___ Excerpted records
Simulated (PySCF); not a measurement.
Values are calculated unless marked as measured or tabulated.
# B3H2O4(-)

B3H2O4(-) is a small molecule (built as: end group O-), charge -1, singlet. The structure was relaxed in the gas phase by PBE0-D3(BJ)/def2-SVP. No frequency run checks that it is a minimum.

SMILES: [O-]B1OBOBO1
______

Copy the full listing word for word.

Simulated (PySCF); not a measurement.
Values are calculated unless marked as measured or tabulated.
# B3H2O4(-)

B3H2O4(-) is a small molecule (built as: end group O-), charge -1, singlet. The structure was relaxed in the gas phase by PBE0-D3(BJ)/def2-SVP. No frequency run checks that it is a minimum.

SMILES: [O-]B1OBOBO1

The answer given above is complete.